..............................

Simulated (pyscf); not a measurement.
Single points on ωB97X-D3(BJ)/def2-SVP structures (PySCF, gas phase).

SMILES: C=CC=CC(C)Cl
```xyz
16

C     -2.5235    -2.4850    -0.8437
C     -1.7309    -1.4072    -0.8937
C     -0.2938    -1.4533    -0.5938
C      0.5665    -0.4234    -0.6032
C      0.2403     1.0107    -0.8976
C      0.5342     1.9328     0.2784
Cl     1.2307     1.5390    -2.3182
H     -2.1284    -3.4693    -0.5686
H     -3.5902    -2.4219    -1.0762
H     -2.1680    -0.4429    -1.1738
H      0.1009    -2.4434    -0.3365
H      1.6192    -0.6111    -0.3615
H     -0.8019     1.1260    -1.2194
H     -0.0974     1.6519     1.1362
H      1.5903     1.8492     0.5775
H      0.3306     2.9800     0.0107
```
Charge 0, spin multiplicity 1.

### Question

..............................

▶ **Task item**
Your response should consist of the whole listing, repeated exactly.

▶ **Answer section**
Simulated (pyscf); not a measurement.
Single points on ωB97X-D3(BJ)/def2-SVP structures (PySCF, gas phase).

SMILES: C=CC=CC(C)Cl
```xyz
16

C     -2.5235    -2.4850    -0.8437
C     -1.7309    -1.4072    -0.8937
C     -0.2938    -1.4533    -0.5938
C      0.5665    -0.4234    -0.6032
C      0.2403     1.0107    -0.8976
C      0.5342     1.9328     0.2784
Cl     1.2307     1.5390    -2.3182
H     -2.1284    -3.4693    -0.5686
H     -3.5902    -2.4219    -1.0762
H     -2.1680    -0.4429    -1.1738
H      0.1009    -2.4434    -0.3365
H      1.6192    -0.6111    -0.3615
H     -0.8019     1.1260    -1.2194
H     -0.0974     1.6519     1.1362
H      1.5903     1.8492     0.5775
H      0.3306     2.9800     0.0107
```
Charge 0, spin multiplicity 1.

### Question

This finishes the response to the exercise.